» SOURCE MATERIAL
****

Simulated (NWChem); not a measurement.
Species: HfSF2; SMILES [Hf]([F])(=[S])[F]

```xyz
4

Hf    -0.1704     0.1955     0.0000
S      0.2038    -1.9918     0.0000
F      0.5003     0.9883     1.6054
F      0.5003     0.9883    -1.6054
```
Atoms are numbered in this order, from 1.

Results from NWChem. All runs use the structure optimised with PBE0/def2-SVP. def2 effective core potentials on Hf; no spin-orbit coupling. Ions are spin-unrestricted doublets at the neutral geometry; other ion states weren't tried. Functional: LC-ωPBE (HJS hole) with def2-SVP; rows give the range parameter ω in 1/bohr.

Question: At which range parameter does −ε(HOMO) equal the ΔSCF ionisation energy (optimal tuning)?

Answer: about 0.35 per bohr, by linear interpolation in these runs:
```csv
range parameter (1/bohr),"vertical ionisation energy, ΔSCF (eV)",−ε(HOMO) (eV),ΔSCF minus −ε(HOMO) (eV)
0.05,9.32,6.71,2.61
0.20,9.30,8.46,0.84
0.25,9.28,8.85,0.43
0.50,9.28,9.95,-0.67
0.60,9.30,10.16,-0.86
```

****

Starting from the first line above, copy the data through to the last line exactly.

Simulated (NWChem); not a measurement.
Species: HfSF2; SMILES [Hf]([F])(=[S])[F]

```xyz
4

Hf    -0.1704     0.1955     0.0000
S      0.2038    -1.9918     0.0000
F      0.5003     0.9883     1.6054
F      0.5003     0.9883    -1.6054
```
Atoms are numbered in this order, from 1.

Results from NWChem. All runs use the structure optimised with PBE0/def2-SVP. def2 effective core potentials on Hf; no spin-orbit coupling. Ions are spin-unrestricted doublets at the neutral geometry; other ion states weren't tried. Functional: LC-ωPBE (HJS hole) with def2-SVP; rows give the range parameter ω in 1/bohr.

Question: At which range parameter does −ε(HOMO) equal the ΔSCF ionisation energy (optimal tuning)?

Answer: about 0.35 per bohr, by linear interpolation in these runs:
```csv
range parameter (1/bohr),"vertical ionisation energy, ΔSCF (eV)",−ε(HOMO) (eV),ΔSCF minus −ε(HOMO) (eV)
0.05,9.32,6.71,2.61
0.20,9.30,8.46,0.84
0.25,9.28,8.85,0.43
0.50,9.28,9.95,-0.67
0.60,9.30,10.16,-0.86
```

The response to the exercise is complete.